* WORK INSTRUCTION:
Each line of the listing below must be returned exactly.

* SOURCE INFORMATION:
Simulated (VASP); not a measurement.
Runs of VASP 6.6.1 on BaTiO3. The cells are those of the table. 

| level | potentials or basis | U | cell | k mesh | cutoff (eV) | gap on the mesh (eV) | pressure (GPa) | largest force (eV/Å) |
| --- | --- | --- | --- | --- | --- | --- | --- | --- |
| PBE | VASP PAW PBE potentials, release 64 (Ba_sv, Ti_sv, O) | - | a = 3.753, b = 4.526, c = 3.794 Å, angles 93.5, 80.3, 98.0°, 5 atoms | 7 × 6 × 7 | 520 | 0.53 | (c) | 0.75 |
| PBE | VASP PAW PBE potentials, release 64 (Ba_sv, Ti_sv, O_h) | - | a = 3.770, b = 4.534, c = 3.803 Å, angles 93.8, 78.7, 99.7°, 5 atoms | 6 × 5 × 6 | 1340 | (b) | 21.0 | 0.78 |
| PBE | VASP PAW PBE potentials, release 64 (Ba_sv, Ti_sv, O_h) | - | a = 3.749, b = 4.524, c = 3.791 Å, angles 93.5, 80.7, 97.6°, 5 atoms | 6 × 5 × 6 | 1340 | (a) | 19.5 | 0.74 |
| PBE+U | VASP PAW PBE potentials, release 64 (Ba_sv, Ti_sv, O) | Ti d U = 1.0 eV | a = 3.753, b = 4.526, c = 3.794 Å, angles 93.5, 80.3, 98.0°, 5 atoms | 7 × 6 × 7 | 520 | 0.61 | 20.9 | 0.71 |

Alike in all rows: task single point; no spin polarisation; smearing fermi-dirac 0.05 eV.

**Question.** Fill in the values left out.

* TASK RESULT:
Simulated (VASP); not a measurement.
Runs of VASP 6.6.1 on BaTiO3. The cells are those of the table. 

| level | potentials or basis | U | cell | k mesh | cutoff (eV) | gap on the mesh (eV) | pressure (GPa) | largest force (eV/Å) |
| --- | --- | --- | --- | --- | --- | --- | --- | --- |
| PBE | VASP PAW PBE potentials, release 64 (Ba_sv, Ti_sv, O) | - | a = 3.753, b = 4.526, c = 3.794 Å, angles 93.5, 80.3, 98.0°, 5 atoms | 7 × 6 × 7 | 520 | 0.53 | (c) | 0.75 |
| PBE | VASP PAW PBE potentials, release 64 (Ba_sv, Ti_sv, O_h) | - | a = 3.770, b = 4.534, c = 3.803 Å, angles 93.8, 78.7, 99.7°, 5 atoms | 6 × 5 × 6 | 1340 | (b) | 21.0 | 0.78 |
| PBE | VASP PAW PBE potentials, release 64 (Ba_sv, Ti_sv, O_h) | - | a = 3.749, b = 4.524, c = 3.791 Å, angles 93.5, 80.7, 97.6°, 5 atoms | 6 × 5 × 6 | 1340 | (a) | 19.5 | 0.74 |
| PBE+U | VASP PAW PBE potentials, release 64 (Ba_sv, Ti_sv, O) | Ti d U = 1.0 eV | a = 3.753, b = 4.526, c = 3.794 Å, angles 93.5, 80.3, 98.0°, 5 atoms | 7 × 6 × 7 | 520 | 0.61 | 20.9 | 0.71 |

Alike in all rows: task single point; no spin polarisation; smearing fermi-dirac 0.05 eV.

**Question.** Fill in the values left out.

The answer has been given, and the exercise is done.